TASK ITEM
Within the listing below, please copy exactly the lines between the line holding "# Na on Al(110): change" and the line holding "## 6. Adsorbate", inclusive.

INFORMATION GIVEN
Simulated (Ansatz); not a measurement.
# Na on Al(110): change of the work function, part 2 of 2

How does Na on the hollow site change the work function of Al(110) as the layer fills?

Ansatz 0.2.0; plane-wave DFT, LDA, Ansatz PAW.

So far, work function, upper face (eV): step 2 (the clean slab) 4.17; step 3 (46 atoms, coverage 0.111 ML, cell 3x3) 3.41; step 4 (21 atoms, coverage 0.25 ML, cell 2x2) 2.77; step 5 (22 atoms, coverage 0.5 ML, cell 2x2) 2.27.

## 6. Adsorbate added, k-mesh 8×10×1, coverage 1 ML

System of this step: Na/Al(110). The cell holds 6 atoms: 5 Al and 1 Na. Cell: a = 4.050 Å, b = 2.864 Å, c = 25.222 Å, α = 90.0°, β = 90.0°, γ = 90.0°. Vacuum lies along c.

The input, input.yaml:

YOUR SOLUTION
# Na on Al(110): change of the work function, part 2 of 2

How does Na on the hollow site change the work function of Al(110) as the layer fills?

Ansatz 0.2.0; plane-wave DFT, LDA, Ansatz PAW.

So far, work function, upper face (eV): step 2 (the clean slab) 4.17; step 3 (46 atoms, coverage 0.111 ML, cell 3x3) 3.41; step 4 (21 atoms, coverage 0.25 ML, cell 2x2) 2.77; step 5 (22 atoms, coverage 0.5 ML, cell 2x2) 2.27.

## 6. Adsorbate added, k-mesh 8×10×1, coverage 1 ML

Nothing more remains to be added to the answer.